MATERIAL PROVIDED:
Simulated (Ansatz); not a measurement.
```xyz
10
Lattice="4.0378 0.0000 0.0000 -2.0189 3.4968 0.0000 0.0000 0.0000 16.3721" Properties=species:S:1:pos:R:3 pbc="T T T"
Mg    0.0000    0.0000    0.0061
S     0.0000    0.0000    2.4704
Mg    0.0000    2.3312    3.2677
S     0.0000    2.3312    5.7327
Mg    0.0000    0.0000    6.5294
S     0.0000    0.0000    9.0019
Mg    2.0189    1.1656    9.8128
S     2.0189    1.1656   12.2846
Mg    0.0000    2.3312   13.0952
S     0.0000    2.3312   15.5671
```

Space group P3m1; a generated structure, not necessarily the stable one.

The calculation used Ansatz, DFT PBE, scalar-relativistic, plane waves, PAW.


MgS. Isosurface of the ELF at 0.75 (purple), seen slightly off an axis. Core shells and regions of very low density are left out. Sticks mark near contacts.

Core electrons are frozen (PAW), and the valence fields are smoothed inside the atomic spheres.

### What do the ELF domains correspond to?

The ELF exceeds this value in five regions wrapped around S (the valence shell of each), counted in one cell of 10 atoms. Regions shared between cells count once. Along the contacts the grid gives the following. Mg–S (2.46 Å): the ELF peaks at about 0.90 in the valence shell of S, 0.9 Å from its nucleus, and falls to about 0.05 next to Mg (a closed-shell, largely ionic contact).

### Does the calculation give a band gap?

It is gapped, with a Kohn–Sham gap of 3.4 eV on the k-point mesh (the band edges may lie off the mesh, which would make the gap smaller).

WORK ORDER: Please retype the top of the data exactly, down to and including the line that holds "The calculation used", and nothing further.

RESPONSE:
Simulated (Ansatz); not a measurement.
```xyz
10
Lattice="4.0378 0.0000 0.0000 -2.0189 3.4968 0.0000 0.0000 0.0000 16.3721" Properties=species:S:1:pos:R:3 pbc="T T T"
Mg    0.0000    0.0000    0.0061
S     0.0000    0.0000    2.4704
Mg    0.0000    2.3312    3.2677
S     0.0000    2.3312    5.7327
Mg    0.0000    0.0000    6.5294
S     0.0000    0.0000    9.0019
Mg    2.0189    1.1656    9.8128
S     2.0189    1.1656   12.2846
Mg    0.0000    2.3312   13.0952
S     0.0000    2.3312   15.5671
```

Space group P3m1; a generated structure, not necessarily the stable one.

The calculation used Ansatz, DFT PBE, scalar-relativistic, plane waves, PAW.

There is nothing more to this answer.